* _Task item_
Please restate the data that follows, leaving every word in place.

*** Opening of Source data ***
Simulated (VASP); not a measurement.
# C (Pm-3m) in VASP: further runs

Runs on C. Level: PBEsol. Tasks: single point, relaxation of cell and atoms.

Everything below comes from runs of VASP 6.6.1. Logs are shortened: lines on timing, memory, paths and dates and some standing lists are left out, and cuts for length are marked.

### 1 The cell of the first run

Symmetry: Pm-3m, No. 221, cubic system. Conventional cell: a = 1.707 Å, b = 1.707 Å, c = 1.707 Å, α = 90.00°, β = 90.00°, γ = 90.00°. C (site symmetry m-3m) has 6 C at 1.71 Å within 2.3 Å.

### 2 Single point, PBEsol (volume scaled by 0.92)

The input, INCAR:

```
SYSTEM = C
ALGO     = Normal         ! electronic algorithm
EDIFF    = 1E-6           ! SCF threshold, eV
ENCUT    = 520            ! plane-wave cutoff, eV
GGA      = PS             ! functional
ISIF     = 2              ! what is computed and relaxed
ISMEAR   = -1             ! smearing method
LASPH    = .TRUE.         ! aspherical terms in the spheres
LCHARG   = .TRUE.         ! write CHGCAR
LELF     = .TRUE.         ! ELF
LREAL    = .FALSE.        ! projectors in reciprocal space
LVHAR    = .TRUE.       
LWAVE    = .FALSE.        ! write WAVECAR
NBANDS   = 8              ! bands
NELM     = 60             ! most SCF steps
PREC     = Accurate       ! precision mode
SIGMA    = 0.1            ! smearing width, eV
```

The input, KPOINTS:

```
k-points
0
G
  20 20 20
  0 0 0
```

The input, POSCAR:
*** Close of Source data ***

* _Exercise answer_
Simulated (VASP); not a measurement.
# C (Pm-3m) in VASP: further runs

Runs on C. Level: PBEsol. Tasks: single point, relaxation of cell and atoms.

Everything below comes from runs of VASP 6.6.1. Logs are shortened: lines on timing, memory, paths and dates and some standing lists are left out, and cuts for length are marked.

### 1 The cell of the first run

Symmetry: Pm-3m, No. 221, cubic system. Conventional cell: a = 1.707 Å, b = 1.707 Å, c = 1.707 Å, α = 90.00°, β = 90.00°, γ = 90.00°. C (site symmetry m-3m) has 6 C at 1.71 Å within 2.3 Å.

### 2 Single point, PBEsol (volume scaled by 0.92)

The input, INCAR:

```
SYSTEM = C
ALGO     = Normal         ! electronic algorithm
EDIFF    = 1E-6           ! SCF threshold, eV
ENCUT    = 520            ! plane-wave cutoff, eV
GGA      = PS             ! functional
ISIF     = 2              ! what is computed and relaxed
ISMEAR   = -1             ! smearing method
LASPH    = .TRUE.         ! aspherical terms in the spheres
LCHARG   = .TRUE.         ! write CHGCAR
LELF     = .TRUE.         ! ELF
LREAL    = .FALSE.        ! projectors in reciprocal space
LVHAR    = .TRUE.       
LWAVE    = .FALSE.        ! write WAVECAR
NBANDS   = 8              ! bands
NELM     = 60             ! most SCF steps
PREC     = Accurate       ! precision mode
SIGMA    = 0.1            ! smearing width, eV
```

The input, KPOINTS:

```
k-points
0
G
  20 20 20
  0 0 0
```

The input, POSCAR:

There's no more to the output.